BEGIN ENTRIES SHOWN

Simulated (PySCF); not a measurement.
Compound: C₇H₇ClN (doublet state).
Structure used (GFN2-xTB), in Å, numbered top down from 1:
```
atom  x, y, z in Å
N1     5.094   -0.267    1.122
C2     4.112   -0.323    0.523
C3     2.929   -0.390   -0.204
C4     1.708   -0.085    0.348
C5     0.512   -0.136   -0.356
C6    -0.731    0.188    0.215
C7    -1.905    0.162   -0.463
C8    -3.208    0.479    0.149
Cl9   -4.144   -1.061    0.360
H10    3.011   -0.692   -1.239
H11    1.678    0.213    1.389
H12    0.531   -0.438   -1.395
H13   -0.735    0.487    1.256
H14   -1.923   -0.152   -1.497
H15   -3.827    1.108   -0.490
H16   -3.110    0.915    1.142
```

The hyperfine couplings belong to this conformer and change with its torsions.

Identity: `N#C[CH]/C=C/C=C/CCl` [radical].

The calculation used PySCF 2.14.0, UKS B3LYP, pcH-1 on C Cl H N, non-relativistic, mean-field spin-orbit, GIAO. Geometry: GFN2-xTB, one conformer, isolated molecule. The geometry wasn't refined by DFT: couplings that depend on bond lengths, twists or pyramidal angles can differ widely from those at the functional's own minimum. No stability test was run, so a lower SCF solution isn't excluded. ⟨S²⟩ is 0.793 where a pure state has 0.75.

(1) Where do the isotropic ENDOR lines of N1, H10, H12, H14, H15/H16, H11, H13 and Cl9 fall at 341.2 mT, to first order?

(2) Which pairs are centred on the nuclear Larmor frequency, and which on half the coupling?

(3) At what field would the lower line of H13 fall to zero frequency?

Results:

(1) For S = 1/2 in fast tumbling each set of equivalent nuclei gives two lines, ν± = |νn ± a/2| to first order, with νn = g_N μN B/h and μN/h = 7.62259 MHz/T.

END ENTRIES SHOWN

▶ WORK TASK
In the entries above, the lines from the one bearing "The calculation used" up to and including the one bearing "(2) Which pairs" should be transcribed exactly; no other line is wanted.

▶ TASK ANSWER
The calculation used PySCF 2.14.0, UKS B3LYP, pcH-1 on C Cl H N, non-relativistic, mean-field spin-orbit, GIAO. Geometry: GFN2-xTB, one conformer, isolated molecule. The geometry wasn't refined by DFT: couplings that depend on bond lengths, twists or pyramidal angles can differ widely from those at the functional's own minimum. No stability test was run, so a lower SCF solution isn't excluded. ⟨S²⟩ is 0.793 where a pure state has 0.75.

(1) Where do the isotropic ENDOR lines of N1, H10, H12, H14, H15/H16, H11, H13 and Cl9 fall at 341.2 mT, to first order?

(2) Which pairs are centred on the nuclear Larmor frequency, and which on half the coupling?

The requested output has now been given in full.